Please output exactly the lines of the material from the first through the line containing "Q: Are forces", and nothing more.

═══ DATA ═══

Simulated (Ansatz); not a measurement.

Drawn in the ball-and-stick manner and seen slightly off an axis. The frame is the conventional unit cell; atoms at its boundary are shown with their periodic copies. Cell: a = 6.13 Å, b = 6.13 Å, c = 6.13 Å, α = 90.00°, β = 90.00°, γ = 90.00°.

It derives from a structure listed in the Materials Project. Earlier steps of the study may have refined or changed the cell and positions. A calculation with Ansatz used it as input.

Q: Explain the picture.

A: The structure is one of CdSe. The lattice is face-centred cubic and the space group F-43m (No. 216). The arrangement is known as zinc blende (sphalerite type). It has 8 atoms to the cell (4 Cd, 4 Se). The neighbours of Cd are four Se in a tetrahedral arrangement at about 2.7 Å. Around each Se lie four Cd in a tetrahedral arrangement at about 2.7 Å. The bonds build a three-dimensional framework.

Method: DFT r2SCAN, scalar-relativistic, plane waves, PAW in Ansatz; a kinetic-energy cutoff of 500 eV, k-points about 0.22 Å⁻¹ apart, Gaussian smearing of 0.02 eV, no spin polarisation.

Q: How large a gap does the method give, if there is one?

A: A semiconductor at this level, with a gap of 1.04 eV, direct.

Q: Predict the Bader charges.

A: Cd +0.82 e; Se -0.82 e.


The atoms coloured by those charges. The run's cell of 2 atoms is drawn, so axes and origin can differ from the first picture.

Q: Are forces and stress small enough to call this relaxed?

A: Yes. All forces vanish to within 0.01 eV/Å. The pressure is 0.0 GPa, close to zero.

═══

[EXPECTED ANSWER]:
Simulated (Ansatz); not a measurement.

Drawn in the ball-and-stick manner and seen slightly off an axis. The frame is the conventional unit cell; atoms at its boundary are shown with their periodic copies. Cell: a = 6.13 Å, b = 6.13 Å, c = 6.13 Å, α = 90.00°, β = 90.00°, γ = 90.00°.

It derives from a structure listed in the Materials Project. Earlier steps of the study may have refined or changed the cell and positions. A calculation with Ansatz used it as input.

Q: Explain the picture.

A: The structure is one of CdSe. The lattice is face-centred cubic and the space group F-43m (No. 216). The arrangement is known as zinc blende (sphalerite type). It has 8 atoms to the cell (4 Cd, 4 Se). The neighbours of Cd are four Se in a tetrahedral arrangement at about 2.7 Å. Around each Se lie four Cd in a tetrahedral arrangement at about 2.7 Å. The bonds build a three-dimensional framework.

Method: DFT r2SCAN, scalar-relativistic, plane waves, PAW in Ansatz; a kinetic-energy cutoff of 500 eV, k-points about 0.22 Å⁻¹ apart, Gaussian smearing of 0.02 eV, no spin polarisation.

Q: How large a gap does the method give, if there is one?

A: A semiconductor at this level, with a gap of 1.04 eV, direct.

Q: Predict the Bader charges.

A: Cd +0.82 e; Se -0.82 e.


The atoms coloured by those charges. The run's cell of 2 atoms is drawn, so axes and origin can differ from the first picture.

Q: Are forces and stress small enough to call this relaxed?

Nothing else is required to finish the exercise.